Information given
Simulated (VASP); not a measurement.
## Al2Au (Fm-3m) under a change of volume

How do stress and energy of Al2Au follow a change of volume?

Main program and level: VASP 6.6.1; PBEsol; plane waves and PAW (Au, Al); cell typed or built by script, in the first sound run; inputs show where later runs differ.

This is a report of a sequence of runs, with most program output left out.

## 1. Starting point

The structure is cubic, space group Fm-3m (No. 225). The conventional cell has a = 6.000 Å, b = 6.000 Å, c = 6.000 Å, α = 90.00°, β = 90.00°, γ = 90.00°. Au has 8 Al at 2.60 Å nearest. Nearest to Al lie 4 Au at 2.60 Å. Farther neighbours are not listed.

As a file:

Activity
Line by line, retype the data exactly as written.

Exercise solution
Simulated (VASP); not a measurement.
## Al2Au (Fm-3m) under a change of volume

How do stress and energy of Al2Au follow a change of volume?

Main program and level: VASP 6.6.1; PBEsol; plane waves and PAW (Au, Al); cell typed or built by script, in the first sound run; inputs show where later runs differ.

This is a report of a sequence of runs, with most program output left out.

## 1. Starting point

The structure is cubic, space group Fm-3m (No. 225). The conventional cell has a = 6.000 Å, b = 6.000 Å, c = 6.000 Å, α = 90.00°, β = 90.00°, γ = 90.00°. Au has 8 Al at 2.60 Å nearest. Nearest to Al lie 4 Au at 2.60 Å. Farther neighbours are not listed.

As a file:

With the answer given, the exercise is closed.